Brief:
Each record is to be given again precisely as written.

^^^^^^^^

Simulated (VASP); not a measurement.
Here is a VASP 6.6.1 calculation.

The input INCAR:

^^^^^^^^

Task answer:
Simulated (VASP); not a measurement.
Here is a VASP 6.6.1 calculation.

The input INCAR:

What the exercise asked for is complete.